▸ Work order
Could you reproduce all of the records exactly?

▸ Record set
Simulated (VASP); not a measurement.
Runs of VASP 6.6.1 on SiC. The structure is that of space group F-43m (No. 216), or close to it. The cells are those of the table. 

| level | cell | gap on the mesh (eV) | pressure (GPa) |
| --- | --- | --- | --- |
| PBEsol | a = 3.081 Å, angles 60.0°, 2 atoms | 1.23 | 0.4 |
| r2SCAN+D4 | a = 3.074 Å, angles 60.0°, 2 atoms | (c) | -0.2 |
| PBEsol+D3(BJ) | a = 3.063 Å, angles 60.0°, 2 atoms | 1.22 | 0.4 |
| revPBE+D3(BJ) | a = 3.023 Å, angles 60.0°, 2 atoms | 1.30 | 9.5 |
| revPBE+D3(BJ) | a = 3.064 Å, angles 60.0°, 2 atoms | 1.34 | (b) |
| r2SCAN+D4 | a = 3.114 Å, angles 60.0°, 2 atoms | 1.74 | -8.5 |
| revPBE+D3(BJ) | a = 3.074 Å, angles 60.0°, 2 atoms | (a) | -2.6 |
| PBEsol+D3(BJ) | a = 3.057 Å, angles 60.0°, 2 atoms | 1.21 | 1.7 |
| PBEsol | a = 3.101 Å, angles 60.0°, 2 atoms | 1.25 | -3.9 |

▸ Task solution
Simulated (VASP); not a measurement.
Runs of VASP 6.6.1 on SiC. The structure is that of space group F-43m (No. 216), or close to it. The cells are those of the table. 

| level | cell | gap on the mesh (eV) | pressure (GPa) |
| --- | --- | --- | --- |
| PBEsol | a = 3.081 Å, angles 60.0°, 2 atoms | 1.23 | 0.4 |
| r2SCAN+D4 | a = 3.074 Å, angles 60.0°, 2 atoms | (c) | -0.2 |
| PBEsol+D3(BJ) | a = 3.063 Å, angles 60.0°, 2 atoms | 1.22 | 0.4 |
| revPBE+D3(BJ) | a = 3.023 Å, angles 60.0°, 2 atoms | 1.30 | 9.5 |
| revPBE+D3(BJ) | a = 3.064 Å, angles 60.0°, 2 atoms | 1.34 | (b) |
| r2SCAN+D4 | a = 3.114 Å, angles 60.0°, 2 atoms | 1.74 | -8.5 |
| revPBE+D3(BJ) | a = 3.074 Å, angles 60.0°, 2 atoms | (a) | -2.6 |
| PBEsol+D3(BJ) | a = 3.057 Å, angles 60.0°, 2 atoms | 1.21 | 1.7 |
| PBEsol | a = 3.101 Å, angles 60.0°, 2 atoms | 1.25 | -3.9 |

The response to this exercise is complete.